** Assigned task **
Give back the lines of the records exactly, starting at the first and ending at the one with "Over 10 geometry".

[[ Dataset excerpts open ]]
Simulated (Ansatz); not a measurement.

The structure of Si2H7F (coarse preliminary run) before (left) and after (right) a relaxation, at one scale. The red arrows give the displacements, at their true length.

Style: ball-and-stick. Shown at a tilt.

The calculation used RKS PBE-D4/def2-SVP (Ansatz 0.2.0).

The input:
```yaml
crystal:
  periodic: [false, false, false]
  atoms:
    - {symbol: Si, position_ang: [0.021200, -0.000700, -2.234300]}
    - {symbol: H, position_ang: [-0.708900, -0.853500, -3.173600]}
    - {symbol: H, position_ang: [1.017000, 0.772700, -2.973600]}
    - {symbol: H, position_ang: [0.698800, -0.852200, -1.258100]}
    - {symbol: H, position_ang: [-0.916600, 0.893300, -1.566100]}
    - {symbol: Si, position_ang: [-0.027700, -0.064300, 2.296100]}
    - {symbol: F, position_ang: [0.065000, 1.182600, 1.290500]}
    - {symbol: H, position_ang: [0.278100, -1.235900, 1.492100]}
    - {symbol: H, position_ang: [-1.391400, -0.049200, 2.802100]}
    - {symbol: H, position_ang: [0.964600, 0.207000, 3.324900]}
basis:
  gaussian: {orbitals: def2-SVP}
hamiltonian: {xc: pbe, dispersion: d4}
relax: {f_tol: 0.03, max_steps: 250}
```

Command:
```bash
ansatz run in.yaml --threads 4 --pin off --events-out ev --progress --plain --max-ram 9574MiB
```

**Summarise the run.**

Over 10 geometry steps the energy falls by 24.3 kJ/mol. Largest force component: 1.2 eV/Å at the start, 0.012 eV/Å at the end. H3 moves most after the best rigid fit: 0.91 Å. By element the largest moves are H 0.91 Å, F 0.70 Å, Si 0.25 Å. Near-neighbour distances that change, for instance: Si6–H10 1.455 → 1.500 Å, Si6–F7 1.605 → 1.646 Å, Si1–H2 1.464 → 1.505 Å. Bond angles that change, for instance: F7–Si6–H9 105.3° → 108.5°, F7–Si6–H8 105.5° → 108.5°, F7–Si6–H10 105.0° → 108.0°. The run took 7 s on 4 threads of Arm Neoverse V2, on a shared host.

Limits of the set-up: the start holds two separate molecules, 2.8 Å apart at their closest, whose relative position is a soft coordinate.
[[ Dataset excerpts closed ]]

** Answer box **
Simulated (Ansatz); not a measurement.

The structure of Si2H7F (coarse preliminary run) before (left) and after (right) a relaxation, at one scale. The red arrows give the displacements, at their true length.

Style: ball-and-stick. Shown at a tilt.

The calculation used RKS PBE-D4/def2-SVP (Ansatz 0.2.0).

The input:
```yaml
crystal:
  periodic: [false, false, false]
  atoms:
    - {symbol: Si, position_ang: [0.021200, -0.000700, -2.234300]}
    - {symbol: H, position_ang: [-0.708900, -0.853500, -3.173600]}
    - {symbol: H, position_ang: [1.017000, 0.772700, -2.973600]}
    - {symbol: H, position_ang: [0.698800, -0.852200, -1.258100]}
    - {symbol: H, position_ang: [-0.916600, 0.893300, -1.566100]}
    - {symbol: Si, position_ang: [-0.027700, -0.064300, 2.296100]}
    - {symbol: F, position_ang: [0.065000, 1.182600, 1.290500]}
    - {symbol: H, position_ang: [0.278100, -1.235900, 1.492100]}
    - {symbol: H, position_ang: [-1.391400, -0.049200, 2.802100]}
    - {symbol: H, position_ang: [0.964600, 0.207000, 3.324900]}
basis:
  gaussian: {orbitals: def2-SVP}
hamiltonian: {xc: pbe, dispersion: d4}
relax: {f_tol: 0.03, max_steps: 250}
```

Command:
```bash
ansatz run in.yaml --threads 4 --pin off --events-out ev --progress --plain --max-ram 9574MiB
```

**Summarise the run.**

Over 10 geometry steps the energy falls by 24.3 kJ/mol. Largest force component: 1.2 eV/Å at the start, 0.012 eV/Å at the end. H3 moves most after the best rigid fit: 0.91 Å. By element the largest moves are H 0.91 Å, F 0.70 Å, Si 0.25 Å. Near-neighbour distances that change, for instance: Si6–H10 1.455 → 1.500 Å, Si6–F7 1.605 → 1.646 Å, Si1–H2 1.464 → 1.505 Å. Bond angles that change, for instance: F7–Si6–H9 105.3° → 108.5°, F7–Si6–H8 105.5° → 108.5°, F7–Si6–H10 105.0° → 108.0°. The run took 7 s on 4 threads of Arm Neoverse V2, on a shared host.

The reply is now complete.